Work instruction:
Two lines in the listing below mark the span: one contains "Q: What does" and one contains "(f = 0.098; C2).". Reproduce both of them and everything between, exactly.

Content starts

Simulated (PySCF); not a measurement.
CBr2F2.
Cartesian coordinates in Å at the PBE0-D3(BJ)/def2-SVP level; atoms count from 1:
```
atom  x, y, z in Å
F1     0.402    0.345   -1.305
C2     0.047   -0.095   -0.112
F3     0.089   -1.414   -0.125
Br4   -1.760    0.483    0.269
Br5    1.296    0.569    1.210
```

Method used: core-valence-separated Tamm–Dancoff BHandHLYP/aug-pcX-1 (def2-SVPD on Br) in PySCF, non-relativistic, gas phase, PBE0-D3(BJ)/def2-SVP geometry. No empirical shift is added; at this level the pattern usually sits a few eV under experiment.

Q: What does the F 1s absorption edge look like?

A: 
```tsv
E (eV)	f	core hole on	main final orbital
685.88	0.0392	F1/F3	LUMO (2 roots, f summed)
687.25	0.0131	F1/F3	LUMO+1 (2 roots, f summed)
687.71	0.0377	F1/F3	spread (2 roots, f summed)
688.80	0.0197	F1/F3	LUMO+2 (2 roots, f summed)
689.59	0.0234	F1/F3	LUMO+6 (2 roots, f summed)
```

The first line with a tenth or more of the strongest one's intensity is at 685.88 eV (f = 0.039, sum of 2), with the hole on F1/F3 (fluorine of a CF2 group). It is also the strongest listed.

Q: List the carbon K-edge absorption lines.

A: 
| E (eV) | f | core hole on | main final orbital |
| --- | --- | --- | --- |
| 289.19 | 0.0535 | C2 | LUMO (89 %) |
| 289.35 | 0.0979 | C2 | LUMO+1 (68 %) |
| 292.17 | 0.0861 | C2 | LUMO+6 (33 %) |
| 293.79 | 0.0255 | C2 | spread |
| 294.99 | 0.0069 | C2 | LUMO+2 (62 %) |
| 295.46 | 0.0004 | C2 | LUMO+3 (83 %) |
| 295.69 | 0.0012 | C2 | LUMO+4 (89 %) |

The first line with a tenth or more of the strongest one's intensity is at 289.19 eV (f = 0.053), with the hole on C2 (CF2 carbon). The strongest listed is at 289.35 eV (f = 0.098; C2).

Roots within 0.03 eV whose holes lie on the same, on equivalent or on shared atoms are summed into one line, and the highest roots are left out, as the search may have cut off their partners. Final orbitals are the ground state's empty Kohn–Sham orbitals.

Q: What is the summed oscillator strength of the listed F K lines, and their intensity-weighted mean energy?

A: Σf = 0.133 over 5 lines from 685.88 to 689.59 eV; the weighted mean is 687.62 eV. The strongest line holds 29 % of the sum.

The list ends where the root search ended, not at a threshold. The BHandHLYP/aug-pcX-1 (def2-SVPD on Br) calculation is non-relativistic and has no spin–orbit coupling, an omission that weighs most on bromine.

Content ends

Answer section:
Q: What does the F 1s absorption edge look like?

A: 
```tsv
E (eV)	f	core hole on	main final orbital
685.88	0.0392	F1/F3	LUMO (2 roots, f summed)
687.25	0.0131	F1/F3	LUMO+1 (2 roots, f summed)
687.71	0.0377	F1/F3	spread (2 roots, f summed)
688.80	0.0197	F1/F3	LUMO+2 (2 roots, f summed)
689.59	0.0234	F1/F3	LUMO+6 (2 roots, f summed)
```

The first line with a tenth or more of the strongest one's intensity is at 685.88 eV (f = 0.039, sum of 2), with the hole on F1/F3 (fluorine of a CF2 group). It is also the strongest listed.

Q: List the carbon K-edge absorption lines.

A: 
| E (eV) | f | core hole on | main final orbital |
| --- | --- | --- | --- |
| 289.19 | 0.0535 | C2 | LUMO (89 %) |
| 289.35 | 0.0979 | C2 | LUMO+1 (68 %) |
| 292.17 | 0.0861 | C2 | LUMO+6 (33 %) |
| 293.79 | 0.0255 | C2 | spread |
| 294.99 | 0.0069 | C2 | LUMO+2 (62 %) |
| 295.46 | 0.0004 | C2 | LUMO+3 (83 %) |
| 295.69 | 0.0012 | C2 | LUMO+4 (89 %) |

The first line with a tenth or more of the strongest one's intensity is at 289.19 eV (f = 0.053), with the hole on C2 (CF2 carbon). The strongest listed is at 289.35 eV (f = 0.098; C2).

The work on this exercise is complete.